SOURCE INFORMATION ▸
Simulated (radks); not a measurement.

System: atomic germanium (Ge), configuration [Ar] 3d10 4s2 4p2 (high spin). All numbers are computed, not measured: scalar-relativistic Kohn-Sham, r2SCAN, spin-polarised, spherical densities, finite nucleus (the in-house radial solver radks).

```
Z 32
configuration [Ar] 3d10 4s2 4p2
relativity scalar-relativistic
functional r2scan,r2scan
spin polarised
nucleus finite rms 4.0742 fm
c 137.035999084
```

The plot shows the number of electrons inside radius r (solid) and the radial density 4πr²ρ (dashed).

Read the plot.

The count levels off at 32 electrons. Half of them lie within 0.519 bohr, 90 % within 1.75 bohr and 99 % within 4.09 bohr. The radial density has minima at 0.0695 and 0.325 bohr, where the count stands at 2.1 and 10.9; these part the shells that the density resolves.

TASK ITEM ▸ Take the line above containing "System: atomic germanium", the line containing "Read the plot.", and all lines in between, and copy them exactly without anything else.

ANSWER BOX ▸
System: atomic germanium (Ge), configuration [Ar] 3d10 4s2 4p2 (high spin). All numbers are computed, not measured: scalar-relativistic Kohn-Sham, r2SCAN, spin-polarised, spherical densities, finite nucleus (the in-house radial solver radks).

```
Z 32
configuration [Ar] 3d10 4s2 4p2
relativity scalar-relativistic
functional r2scan,r2scan
spin polarised
nucleus finite rms 4.0742 fm
c 137.035999084
```

The plot shows the number of electrons inside radius r (solid) and the radial density 4πr²ρ (dashed).

Read the plot.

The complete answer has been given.